──────────

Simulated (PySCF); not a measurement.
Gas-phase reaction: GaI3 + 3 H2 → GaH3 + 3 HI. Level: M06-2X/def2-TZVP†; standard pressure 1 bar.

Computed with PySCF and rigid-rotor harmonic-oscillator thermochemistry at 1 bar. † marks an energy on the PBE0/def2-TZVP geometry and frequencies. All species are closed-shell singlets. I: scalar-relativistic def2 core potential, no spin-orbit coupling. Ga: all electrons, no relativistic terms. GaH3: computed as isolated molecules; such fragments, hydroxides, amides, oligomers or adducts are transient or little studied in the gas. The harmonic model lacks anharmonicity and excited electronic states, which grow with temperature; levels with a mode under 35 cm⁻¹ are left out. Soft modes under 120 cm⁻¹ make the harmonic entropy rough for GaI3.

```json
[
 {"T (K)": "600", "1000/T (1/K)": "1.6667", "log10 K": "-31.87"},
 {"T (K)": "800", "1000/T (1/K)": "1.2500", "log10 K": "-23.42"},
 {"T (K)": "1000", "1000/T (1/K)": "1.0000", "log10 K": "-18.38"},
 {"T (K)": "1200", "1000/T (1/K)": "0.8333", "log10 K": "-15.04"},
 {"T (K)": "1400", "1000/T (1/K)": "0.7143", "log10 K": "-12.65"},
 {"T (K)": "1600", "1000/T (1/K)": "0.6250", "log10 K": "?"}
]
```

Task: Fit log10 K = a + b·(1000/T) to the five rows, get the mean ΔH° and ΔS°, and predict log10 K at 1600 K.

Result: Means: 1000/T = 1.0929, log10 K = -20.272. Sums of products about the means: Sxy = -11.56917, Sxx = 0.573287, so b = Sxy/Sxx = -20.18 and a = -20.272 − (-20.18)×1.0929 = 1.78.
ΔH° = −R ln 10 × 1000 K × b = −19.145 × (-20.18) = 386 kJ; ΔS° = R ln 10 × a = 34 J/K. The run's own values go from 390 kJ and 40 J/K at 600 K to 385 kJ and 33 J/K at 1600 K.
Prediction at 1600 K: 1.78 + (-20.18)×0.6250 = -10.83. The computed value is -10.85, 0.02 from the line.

──────────

Task item -> Start at the first line of the entries and stop at the line that contains "Gas-phase reaction: GaI3". Repeat every line in that span exactly, and nothing beyond it.

Exercise solution ->
Simulated (PySCF); not a measurement.
Gas-phase reaction: GaI3 + 3 H2 → GaH3 + 3 HI. Level: M06-2X/def2-TZVP†; standard pressure 1 bar.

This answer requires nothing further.